== Work instruction ==
Type out the records again, exactly as they are.

*** Record set Section Begins ***
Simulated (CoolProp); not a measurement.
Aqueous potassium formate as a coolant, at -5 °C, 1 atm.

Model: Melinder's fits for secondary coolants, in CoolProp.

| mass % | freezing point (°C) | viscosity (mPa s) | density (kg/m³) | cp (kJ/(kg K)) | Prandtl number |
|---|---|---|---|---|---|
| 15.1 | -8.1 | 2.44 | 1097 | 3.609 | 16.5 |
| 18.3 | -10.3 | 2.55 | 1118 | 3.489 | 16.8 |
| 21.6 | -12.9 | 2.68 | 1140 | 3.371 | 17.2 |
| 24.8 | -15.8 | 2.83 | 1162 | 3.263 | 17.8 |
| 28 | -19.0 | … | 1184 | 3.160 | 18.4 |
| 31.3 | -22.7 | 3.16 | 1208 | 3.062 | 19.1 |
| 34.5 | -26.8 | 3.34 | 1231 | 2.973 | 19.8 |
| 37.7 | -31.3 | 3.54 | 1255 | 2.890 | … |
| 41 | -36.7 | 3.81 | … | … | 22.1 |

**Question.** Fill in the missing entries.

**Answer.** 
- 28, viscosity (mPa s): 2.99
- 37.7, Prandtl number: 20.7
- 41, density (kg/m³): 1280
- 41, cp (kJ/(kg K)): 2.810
*** Record set Section Ends ***

== Answer section ==
Simulated (CoolProp); not a measurement.
Aqueous potassium formate as a coolant, at -5 °C, 1 atm.

Model: Melinder's fits for secondary coolants, in CoolProp.

| mass % | freezing point (°C) | viscosity (mPa s) | density (kg/m³) | cp (kJ/(kg K)) | Prandtl number |
|---|---|---|---|---|---|
| 15.1 | -8.1 | 2.44 | 1097 | 3.609 | 16.5 |
| 18.3 | -10.3 | 2.55 | 1118 | 3.489 | 16.8 |
| 21.6 | -12.9 | 2.68 | 1140 | 3.371 | 17.2 |
| 24.8 | -15.8 | 2.83 | 1162 | 3.263 | 17.8 |
| 28 | -19.0 | … | 1184 | 3.160 | 18.4 |
| 31.3 | -22.7 | 3.16 | 1208 | 3.062 | 19.1 |
| 34.5 | -26.8 | 3.34 | 1231 | 2.973 | 19.8 |
| 37.7 | -31.3 | 3.54 | 1255 | 2.890 | … |
| 41 | -36.7 | 3.81 | … | … | 22.1 |

**Question.** Fill in the missing entries.

**Answer.** 
- 28, viscosity (mPa s): 2.99
- 37.7, Prandtl number: 20.7
- 41, density (kg/m³): 1280
- 41, cp (kJ/(kg K)): 2.810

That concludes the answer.